→ Dataset content:
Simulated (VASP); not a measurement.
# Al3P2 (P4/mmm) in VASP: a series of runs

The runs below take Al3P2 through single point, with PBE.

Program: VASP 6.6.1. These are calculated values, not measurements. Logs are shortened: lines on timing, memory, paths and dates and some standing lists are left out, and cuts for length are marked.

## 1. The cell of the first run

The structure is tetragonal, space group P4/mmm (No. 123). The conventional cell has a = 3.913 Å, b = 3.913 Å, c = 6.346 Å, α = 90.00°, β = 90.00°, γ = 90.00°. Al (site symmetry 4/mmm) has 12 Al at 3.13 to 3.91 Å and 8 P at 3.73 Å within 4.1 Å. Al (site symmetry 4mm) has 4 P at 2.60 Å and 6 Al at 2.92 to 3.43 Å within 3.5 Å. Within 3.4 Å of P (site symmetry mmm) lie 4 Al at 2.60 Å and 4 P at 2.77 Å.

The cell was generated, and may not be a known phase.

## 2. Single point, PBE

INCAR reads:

→ Work task:
Would you restate exactly the lines of the material above, from its opening line through the line with "## 2. Single point, PBE", and output only those?

→ Expected answer:
Simulated (VASP); not a measurement.
# Al3P2 (P4/mmm) in VASP: a series of runs

The runs below take Al3P2 through single point, with PBE.

Program: VASP 6.6.1. These are calculated values, not measurements. Logs are shortened: lines on timing, memory, paths and dates and some standing lists are left out, and cuts for length are marked.

## 1. The cell of the first run

The structure is tetragonal, space group P4/mmm (No. 123). The conventional cell has a = 3.913 Å, b = 3.913 Å, c = 6.346 Å, α = 90.00°, β = 90.00°, γ = 90.00°. Al (site symmetry 4/mmm) has 12 Al at 3.13 to 3.91 Å and 8 P at 3.73 Å within 4.1 Å. Al (site symmetry 4mm) has 4 P at 2.60 Å and 6 Al at 2.92 to 3.43 Å within 3.5 Å. Within 3.4 Å of P (site symmetry mmm) lie 4 Al at 2.60 Å and 4 P at 2.77 Å.

The cell was generated, and may not be a known phase.

## 2. Single point, PBE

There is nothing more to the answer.